Segment Start: EXTRACTED MATERIAL

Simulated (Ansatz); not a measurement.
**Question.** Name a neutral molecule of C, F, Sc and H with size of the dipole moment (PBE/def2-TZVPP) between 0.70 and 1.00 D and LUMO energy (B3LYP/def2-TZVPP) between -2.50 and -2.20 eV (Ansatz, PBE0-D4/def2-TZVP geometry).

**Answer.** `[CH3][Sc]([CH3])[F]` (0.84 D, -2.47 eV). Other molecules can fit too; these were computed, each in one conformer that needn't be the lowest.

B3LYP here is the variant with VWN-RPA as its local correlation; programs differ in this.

Segment End: EXTRACTED MATERIAL

### BRIEF:
Transcribe the data exactly.

### TASK RESPONSE:
Simulated (Ansatz); not a measurement.
**Question.** Name a neutral molecule of C, F, Sc and H with size of the dipole moment (PBE/def2-TZVPP) between 0.70 and 1.00 D and LUMO energy (B3LYP/def2-TZVPP) between -2.50 and -2.20 eV (Ansatz, PBE0-D4/def2-TZVP geometry).

**Answer.** `[CH3][Sc]([CH3])[F]` (0.84 D, -2.47 eV). Other molecules can fit too; these were computed, each in one conformer that needn't be the lowest.

B3LYP here is the variant with VWN-RPA as its local correlation; programs differ in this.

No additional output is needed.